_Material shown_.
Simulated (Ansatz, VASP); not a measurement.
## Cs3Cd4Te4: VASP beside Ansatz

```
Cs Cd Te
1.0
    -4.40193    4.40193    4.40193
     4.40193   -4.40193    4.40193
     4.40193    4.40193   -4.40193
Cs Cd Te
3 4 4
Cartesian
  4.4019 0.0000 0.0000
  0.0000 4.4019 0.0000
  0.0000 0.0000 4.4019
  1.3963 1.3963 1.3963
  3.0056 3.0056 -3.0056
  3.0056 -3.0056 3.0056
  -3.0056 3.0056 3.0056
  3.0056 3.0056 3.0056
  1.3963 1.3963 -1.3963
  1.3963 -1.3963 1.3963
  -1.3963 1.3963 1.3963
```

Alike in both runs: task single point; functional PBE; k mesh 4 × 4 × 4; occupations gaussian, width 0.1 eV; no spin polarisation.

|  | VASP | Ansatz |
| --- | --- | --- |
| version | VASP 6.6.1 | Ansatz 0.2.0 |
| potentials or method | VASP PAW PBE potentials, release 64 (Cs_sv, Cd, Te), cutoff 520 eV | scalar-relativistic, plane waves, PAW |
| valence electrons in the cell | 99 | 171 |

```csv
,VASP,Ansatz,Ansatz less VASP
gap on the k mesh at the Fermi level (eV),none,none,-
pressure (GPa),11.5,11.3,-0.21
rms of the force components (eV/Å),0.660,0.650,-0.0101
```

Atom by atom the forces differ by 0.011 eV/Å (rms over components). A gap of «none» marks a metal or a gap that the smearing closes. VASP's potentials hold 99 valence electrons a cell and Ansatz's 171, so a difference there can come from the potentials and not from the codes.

_Work instruction_.
Would you please copy exactly the part of the entries above that begins at the line containing "## Cs3Cd4Te4: VASP beside Ansatz" and ends at the line containing "Ansatz 0.2.0 |", both lines included?

_Response_.
## Cs3Cd4Te4: VASP beside Ansatz

```
Cs Cd Te
1.0
    -4.40193    4.40193    4.40193
     4.40193   -4.40193    4.40193
     4.40193    4.40193   -4.40193
Cs Cd Te
3 4 4
Cartesian
  4.4019 0.0000 0.0000
  0.0000 4.4019 0.0000
  0.0000 0.0000 4.4019
  1.3963 1.3963 1.3963
  3.0056 3.0056 -3.0056
  3.0056 -3.0056 3.0056
  -3.0056 3.0056 3.0056
  3.0056 3.0056 3.0056
  1.3963 1.3963 -1.3963
  1.3963 -1.3963 1.3963
  -1.3963 1.3963 1.3963
```

Alike in both runs: task single point; functional PBE; k mesh 4 × 4 × 4; occupations gaussian, width 0.1 eV; no spin polarisation.

|  | VASP | Ansatz |
| --- | --- | --- |
| version | VASP 6.6.1 | Ansatz 0.2.0 |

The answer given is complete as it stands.